**ASSIGNED TASK**
Once the line with "- Pressure derivative B0′: 7.5" is found in the data, output it and each following line exactly, up to and including the line with "Answer: Formal charges", and nothing before or after.

**DATA LISTING**
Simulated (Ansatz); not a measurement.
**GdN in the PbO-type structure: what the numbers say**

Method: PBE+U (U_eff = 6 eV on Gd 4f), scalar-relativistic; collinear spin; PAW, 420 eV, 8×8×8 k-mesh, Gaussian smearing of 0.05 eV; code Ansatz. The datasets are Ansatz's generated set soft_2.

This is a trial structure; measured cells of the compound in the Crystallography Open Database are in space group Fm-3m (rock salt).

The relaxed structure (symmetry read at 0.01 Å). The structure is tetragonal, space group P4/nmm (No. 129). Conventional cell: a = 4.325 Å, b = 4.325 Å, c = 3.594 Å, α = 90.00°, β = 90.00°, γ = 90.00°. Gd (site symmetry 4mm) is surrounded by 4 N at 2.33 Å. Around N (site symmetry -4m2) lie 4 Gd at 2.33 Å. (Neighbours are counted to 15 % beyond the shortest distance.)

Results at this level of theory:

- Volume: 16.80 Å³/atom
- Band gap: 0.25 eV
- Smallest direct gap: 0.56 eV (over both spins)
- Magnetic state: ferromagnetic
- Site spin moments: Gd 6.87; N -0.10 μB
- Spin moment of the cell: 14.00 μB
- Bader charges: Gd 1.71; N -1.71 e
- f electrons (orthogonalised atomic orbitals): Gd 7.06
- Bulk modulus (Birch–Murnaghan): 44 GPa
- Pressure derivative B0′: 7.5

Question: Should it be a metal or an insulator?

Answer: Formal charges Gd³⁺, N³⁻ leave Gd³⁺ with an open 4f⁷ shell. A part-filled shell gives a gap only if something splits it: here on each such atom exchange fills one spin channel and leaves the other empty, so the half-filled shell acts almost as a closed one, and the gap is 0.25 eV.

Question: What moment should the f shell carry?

**YOUR SOLUTION**
- Pressure derivative B0′: 7.5

Question: Should it be a metal or an insulator?

Answer: Formal charges Gd³⁺, N³⁻ leave Gd³⁺ with an open 4f⁷ shell. A part-filled shell gives a gap only if something splits it: here on each such atom exchange fills one spin channel and leaves the other empty, so the half-filled shell acts almost as a closed one, and the gap is 0.25 eV.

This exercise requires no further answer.